**Activity**
The answer should consist solely of the lines from the first one below through the line containing "Ansatz 0.2.0 |", copied exactly.

**Information supplied**
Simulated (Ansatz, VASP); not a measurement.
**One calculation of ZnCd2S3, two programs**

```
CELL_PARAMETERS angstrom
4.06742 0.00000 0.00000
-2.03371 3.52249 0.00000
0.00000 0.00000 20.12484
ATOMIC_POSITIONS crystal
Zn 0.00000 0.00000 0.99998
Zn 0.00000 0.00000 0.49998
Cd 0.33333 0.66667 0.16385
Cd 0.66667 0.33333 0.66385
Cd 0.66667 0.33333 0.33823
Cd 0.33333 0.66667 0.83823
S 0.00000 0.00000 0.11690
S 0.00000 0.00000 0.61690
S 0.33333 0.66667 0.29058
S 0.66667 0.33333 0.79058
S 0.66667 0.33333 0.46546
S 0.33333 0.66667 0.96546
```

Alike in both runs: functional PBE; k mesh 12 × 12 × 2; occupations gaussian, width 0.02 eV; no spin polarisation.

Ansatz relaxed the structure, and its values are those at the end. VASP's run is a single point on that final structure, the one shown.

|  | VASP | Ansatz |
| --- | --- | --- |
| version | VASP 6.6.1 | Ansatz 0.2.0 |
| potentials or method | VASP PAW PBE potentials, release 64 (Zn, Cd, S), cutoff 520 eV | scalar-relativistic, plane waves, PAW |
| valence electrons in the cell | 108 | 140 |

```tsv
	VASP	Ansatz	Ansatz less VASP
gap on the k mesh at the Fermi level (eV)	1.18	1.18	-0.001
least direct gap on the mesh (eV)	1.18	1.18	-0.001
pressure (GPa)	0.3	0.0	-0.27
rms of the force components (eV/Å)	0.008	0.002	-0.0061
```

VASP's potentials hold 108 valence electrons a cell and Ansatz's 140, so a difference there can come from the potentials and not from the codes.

**Task answer**
Simulated (Ansatz, VASP); not a measurement.
**One calculation of ZnCd2S3, two programs**

```
CELL_PARAMETERS angstrom
4.06742 0.00000 0.00000
-2.03371 3.52249 0.00000
0.00000 0.00000 20.12484
ATOMIC_POSITIONS crystal
Zn 0.00000 0.00000 0.99998
Zn 0.00000 0.00000 0.49998
Cd 0.33333 0.66667 0.16385
Cd 0.66667 0.33333 0.66385
Cd 0.66667 0.33333 0.33823
Cd 0.33333 0.66667 0.83823
S 0.00000 0.00000 0.11690
S 0.00000 0.00000 0.61690
S 0.33333 0.66667 0.29058
S 0.66667 0.33333 0.79058
S 0.66667 0.33333 0.46546
S 0.33333 0.66667 0.96546
```

Alike in both runs: functional PBE; k mesh 12 × 12 × 2; occupations gaussian, width 0.02 eV; no spin polarisation.

Ansatz relaxed the structure, and its values are those at the end. VASP's run is a single point on that final structure, the one shown.

|  | VASP | Ansatz |
| --- | --- | --- |
| version | VASP 6.6.1 | Ansatz 0.2.0 |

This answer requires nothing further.